--- Recorded information Enclosed Below ---
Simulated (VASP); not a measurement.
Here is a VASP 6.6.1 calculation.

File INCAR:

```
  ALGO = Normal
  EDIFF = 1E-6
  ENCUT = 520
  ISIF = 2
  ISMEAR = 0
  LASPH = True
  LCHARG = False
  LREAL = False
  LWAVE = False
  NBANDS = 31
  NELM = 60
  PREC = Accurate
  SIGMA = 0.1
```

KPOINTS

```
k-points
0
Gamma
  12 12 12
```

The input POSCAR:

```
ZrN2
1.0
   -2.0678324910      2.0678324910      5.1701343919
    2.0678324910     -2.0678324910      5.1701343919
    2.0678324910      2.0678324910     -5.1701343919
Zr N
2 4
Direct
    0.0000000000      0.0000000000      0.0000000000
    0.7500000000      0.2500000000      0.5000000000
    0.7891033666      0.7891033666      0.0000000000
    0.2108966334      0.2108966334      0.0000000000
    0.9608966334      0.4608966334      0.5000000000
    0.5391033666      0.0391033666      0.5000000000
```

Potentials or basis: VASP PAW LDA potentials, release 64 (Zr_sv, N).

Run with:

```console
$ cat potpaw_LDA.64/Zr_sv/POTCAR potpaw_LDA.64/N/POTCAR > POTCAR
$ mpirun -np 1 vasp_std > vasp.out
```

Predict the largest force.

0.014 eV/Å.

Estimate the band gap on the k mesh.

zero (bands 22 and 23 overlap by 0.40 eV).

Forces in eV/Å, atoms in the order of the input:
--- End of Enclosed Recorded information ---

Could you restate every record word for word?

Simulated (VASP); not a measurement.
Here is a VASP 6.6.1 calculation.

File INCAR:

```
  ALGO = Normal
  EDIFF = 1E-6
  ENCUT = 520
  ISIF = 2
  ISMEAR = 0
  LASPH = True
  LCHARG = False
  LREAL = False
  LWAVE = False
  NBANDS = 31
  NELM = 60
  PREC = Accurate
  SIGMA = 0.1
```

KPOINTS

```
k-points
0
Gamma
  12 12 12
```

The input POSCAR:

```
ZrN2
1.0
   -2.0678324910      2.0678324910      5.1701343919
    2.0678324910     -2.0678324910      5.1701343919
    2.0678324910      2.0678324910     -5.1701343919
Zr N
2 4
Direct
    0.0000000000      0.0000000000      0.0000000000
    0.7500000000      0.2500000000      0.5000000000
    0.7891033666      0.7891033666      0.0000000000
    0.2108966334      0.2108966334      0.0000000000
    0.9608966334      0.4608966334      0.5000000000
    0.5391033666      0.0391033666      0.5000000000
```

Potentials or basis: VASP PAW LDA potentials, release 64 (Zr_sv, N).

Run with:

```console
$ cat potpaw_LDA.64/Zr_sv/POTCAR potpaw_LDA.64/N/POTCAR > POTCAR
$ mpirun -np 1 vasp_std > vasp.out
```

Predict the largest force.

0.014 eV/Å.

Estimate the band gap on the k mesh.

zero (bands 22 and 23 overlap by 0.40 eV).

Forces in eV/Å, atoms in the order of the input:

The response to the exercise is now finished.